Each record should be returned exactly as it is written.

**Records shown:**
+--
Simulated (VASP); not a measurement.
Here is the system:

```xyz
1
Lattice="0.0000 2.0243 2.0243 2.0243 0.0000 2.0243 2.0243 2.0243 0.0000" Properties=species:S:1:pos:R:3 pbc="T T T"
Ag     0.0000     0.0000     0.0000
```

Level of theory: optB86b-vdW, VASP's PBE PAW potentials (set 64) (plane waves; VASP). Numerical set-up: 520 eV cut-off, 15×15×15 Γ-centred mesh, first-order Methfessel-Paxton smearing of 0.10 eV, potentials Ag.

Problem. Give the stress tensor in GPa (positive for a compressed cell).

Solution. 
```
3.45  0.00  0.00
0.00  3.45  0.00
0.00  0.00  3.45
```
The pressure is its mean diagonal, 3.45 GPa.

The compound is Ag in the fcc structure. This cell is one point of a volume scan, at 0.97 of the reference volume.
+--

**Expected answer:**
Simulated (VASP); not a measurement.
Here is the system:

```xyz
1
Lattice="0.0000 2.0243 2.0243 2.0243 0.0000 2.0243 2.0243 2.0243 0.0000" Properties=species:S:1:pos:R:3 pbc="T T T"
Ag     0.0000     0.0000     0.0000
```

Level of theory: optB86b-vdW, VASP's PBE PAW potentials (set 64) (plane waves; VASP). Numerical set-up: 520 eV cut-off, 15×15×15 Γ-centred mesh, first-order Methfessel-Paxton smearing of 0.10 eV, potentials Ag.

Problem. Give the stress tensor in GPa (positive for a compressed cell).

Solution. 
```
3.45  0.00  0.00
0.00  3.45  0.00
0.00  0.00  3.45
```
The pressure is its mean diagonal, 3.45 GPa.

The compound is Ag in the fcc structure. This cell is one point of a volume scan, at 0.97 of the reference volume.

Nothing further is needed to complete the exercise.